Dataset extract:
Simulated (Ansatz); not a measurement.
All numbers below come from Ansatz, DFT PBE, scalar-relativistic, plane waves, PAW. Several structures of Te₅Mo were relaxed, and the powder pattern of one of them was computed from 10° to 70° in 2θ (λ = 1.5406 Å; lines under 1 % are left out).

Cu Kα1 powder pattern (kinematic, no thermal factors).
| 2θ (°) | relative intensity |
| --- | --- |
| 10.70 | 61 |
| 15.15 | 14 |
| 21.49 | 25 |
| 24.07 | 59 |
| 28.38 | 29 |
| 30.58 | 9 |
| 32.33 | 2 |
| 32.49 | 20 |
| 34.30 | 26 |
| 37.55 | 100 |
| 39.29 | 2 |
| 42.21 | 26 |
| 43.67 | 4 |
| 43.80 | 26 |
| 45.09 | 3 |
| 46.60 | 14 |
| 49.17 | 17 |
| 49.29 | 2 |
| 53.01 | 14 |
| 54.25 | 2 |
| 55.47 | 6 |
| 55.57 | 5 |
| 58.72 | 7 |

Exercise: From top to bottom, repeat the material above word for word.

Task output:
Simulated (Ansatz); not a measurement.
All numbers below come from Ansatz, DFT PBE, scalar-relativistic, plane waves, PAW. Several structures of Te₅Mo were relaxed, and the powder pattern of one of them was computed from 10° to 70° in 2θ (λ = 1.5406 Å; lines under 1 % are left out).

Cu Kα1 powder pattern (kinematic, no thermal factors).
| 2θ (°) | relative intensity |
| --- | --- |
| 10.70 | 61 |
| 15.15 | 14 |
| 21.49 | 25 |
| 24.07 | 59 |
| 28.38 | 29 |
| 30.58 | 9 |
| 32.33 | 2 |
| 32.49 | 20 |
| 34.30 | 26 |
| 37.55 | 100 |
| 39.29 | 2 |
| 42.21 | 26 |
| 43.67 | 4 |
| 43.80 | 26 |
| 45.09 | 3 |
| 46.60 | 14 |
| 49.17 | 17 |
| 49.29 | 2 |
| 53.01 | 14 |
| 54.25 | 2 |
| 55.47 | 6 |
| 55.57 | 5 |
| 58.72 | 7 |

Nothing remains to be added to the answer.